* [Dataset]
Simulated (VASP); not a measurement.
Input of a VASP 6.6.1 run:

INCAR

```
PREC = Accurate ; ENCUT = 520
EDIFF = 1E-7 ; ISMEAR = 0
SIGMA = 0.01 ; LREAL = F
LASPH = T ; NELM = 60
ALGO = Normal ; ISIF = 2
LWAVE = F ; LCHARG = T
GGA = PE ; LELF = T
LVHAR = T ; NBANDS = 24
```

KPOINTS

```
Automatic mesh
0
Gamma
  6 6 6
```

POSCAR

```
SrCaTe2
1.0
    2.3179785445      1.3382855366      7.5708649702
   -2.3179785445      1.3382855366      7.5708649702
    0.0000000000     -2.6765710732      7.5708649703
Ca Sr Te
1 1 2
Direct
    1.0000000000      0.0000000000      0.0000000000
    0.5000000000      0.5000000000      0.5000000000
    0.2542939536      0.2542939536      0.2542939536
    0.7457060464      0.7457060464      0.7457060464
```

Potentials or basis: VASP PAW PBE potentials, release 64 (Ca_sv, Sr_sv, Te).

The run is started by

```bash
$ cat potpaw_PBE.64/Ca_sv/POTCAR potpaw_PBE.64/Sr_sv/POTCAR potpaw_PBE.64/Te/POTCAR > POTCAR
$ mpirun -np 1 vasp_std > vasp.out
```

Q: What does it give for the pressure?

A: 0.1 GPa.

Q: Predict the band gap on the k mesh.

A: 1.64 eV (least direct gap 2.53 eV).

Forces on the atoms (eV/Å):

* [Action item] Retype the complete listing verbatim.

* [Response]
Simulated (VASP); not a measurement.
Input of a VASP 6.6.1 run:

INCAR

```
PREC = Accurate ; ENCUT = 520
EDIFF = 1E-7 ; ISMEAR = 0
SIGMA = 0.01 ; LREAL = F
LASPH = T ; NELM = 60
ALGO = Normal ; ISIF = 2
LWAVE = F ; LCHARG = T
GGA = PE ; LELF = T
LVHAR = T ; NBANDS = 24
```

KPOINTS

```
Automatic mesh
0
Gamma
  6 6 6
```

POSCAR

```
SrCaTe2
1.0
    2.3179785445      1.3382855366      7.5708649702
   -2.3179785445      1.3382855366      7.5708649702
    0.0000000000     -2.6765710732      7.5708649703
Ca Sr Te
1 1 2
Direct
    1.0000000000      0.0000000000      0.0000000000
    0.5000000000      0.5000000000      0.5000000000
    0.2542939536      0.2542939536      0.2542939536
    0.7457060464      0.7457060464      0.7457060464
```

Potentials or basis: VASP PAW PBE potentials, release 64 (Ca_sv, Sr_sv, Te).

The run is started by

```bash
$ cat potpaw_PBE.64/Ca_sv/POTCAR potpaw_PBE.64/Sr_sv/POTCAR potpaw_PBE.64/Te/POTCAR > POTCAR
$ mpirun -np 1 vasp_std > vasp.out
```

Q: What does it give for the pressure?

A: 0.1 GPa.

Q: Predict the band gap on the k mesh.

A: 1.64 eV (least direct gap 2.53 eV).

Forces on the atoms (eV/Å):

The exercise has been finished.